##############################

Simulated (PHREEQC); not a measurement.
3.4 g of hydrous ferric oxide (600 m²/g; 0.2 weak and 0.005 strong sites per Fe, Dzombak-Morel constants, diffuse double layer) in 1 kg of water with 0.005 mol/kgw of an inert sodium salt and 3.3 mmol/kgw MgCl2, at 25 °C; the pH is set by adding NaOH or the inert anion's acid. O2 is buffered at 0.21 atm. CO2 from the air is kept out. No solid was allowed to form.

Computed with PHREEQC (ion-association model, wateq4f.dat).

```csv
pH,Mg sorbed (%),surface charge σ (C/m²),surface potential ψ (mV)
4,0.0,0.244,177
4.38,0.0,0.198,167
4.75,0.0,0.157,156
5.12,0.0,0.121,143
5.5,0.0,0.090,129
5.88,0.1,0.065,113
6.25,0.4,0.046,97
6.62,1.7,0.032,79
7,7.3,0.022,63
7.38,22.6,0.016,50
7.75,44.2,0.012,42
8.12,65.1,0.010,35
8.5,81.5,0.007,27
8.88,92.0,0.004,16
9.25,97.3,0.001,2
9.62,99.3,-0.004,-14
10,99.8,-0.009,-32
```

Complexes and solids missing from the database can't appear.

##############################

**WORK ORDER:** Please write out exactly the lines from the start of the data through the line that contains "3.4 g of hydrous", both ends included, and nothing else.

**EXERCISE SOLUTION:**
Simulated (PHREEQC); not a measurement.
3.4 g of hydrous ferric oxide (600 m²/g; 0.2 weak and 0.005 strong sites per Fe, Dzombak-Morel constants, diffuse double layer) in 1 kg of water with 0.005 mol/kgw of an inert sodium salt and 3.3 mmol/kgw MgCl2, at 25 °C; the pH is set by adding NaOH or the inert anion's acid. O2 is buffered at 0.21 atm. CO2 from the air is kept out. No solid was allowed to form.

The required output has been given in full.